— Assigned task —
Below are some records; each one is to be set down again exactly.

— Data for review —

**********

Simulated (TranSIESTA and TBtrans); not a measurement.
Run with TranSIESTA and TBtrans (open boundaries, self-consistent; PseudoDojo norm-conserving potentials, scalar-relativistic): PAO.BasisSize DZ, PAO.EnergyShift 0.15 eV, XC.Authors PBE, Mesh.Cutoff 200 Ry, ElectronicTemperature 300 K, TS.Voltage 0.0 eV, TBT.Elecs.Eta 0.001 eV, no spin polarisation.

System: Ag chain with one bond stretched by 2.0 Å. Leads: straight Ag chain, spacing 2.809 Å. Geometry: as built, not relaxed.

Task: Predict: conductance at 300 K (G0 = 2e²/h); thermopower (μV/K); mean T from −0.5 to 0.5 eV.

**********

— Expected answer —
Simulated (TranSIESTA and TBtrans); not a measurement.
Run with TranSIESTA and TBtrans (open boundaries, self-consistent; PseudoDojo norm-conserving potentials, scalar-relativistic): PAO.BasisSize DZ, PAO.EnergyShift 0.15 eV, XC.Authors PBE, Mesh.Cutoff 200 Ry, ElectronicTemperature 300 K, TS.Voltage 0.0 eV, TBT.Elecs.Eta 0.001 eV, no spin polarisation.

System: Ag chain with one bond stretched by 2.0 Å. Leads: straight Ag chain, spacing 2.809 Å. Geometry: as built, not relaxed.

Task: Predict: conductance at 300 K (G0 = 2e²/h); thermopower (μV/K); mean T from −0.5 to 0.5 eV.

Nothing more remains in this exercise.